- _Assignment_
Every entry needs to appear again exactly as written below.

- _Supplied entries_
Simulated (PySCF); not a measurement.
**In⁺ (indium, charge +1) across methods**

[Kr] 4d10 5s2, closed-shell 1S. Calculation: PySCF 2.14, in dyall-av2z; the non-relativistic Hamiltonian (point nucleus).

- _Written reply_
Simulated (PySCF); not a measurement.
**In⁺ (indium, charge +1) across methods**

[Kr] 4d10 5s2, closed-shell 1S. Calculation: PySCF 2.14, in dyall-av2z; the non-relativistic Hamiltonian (point nucleus).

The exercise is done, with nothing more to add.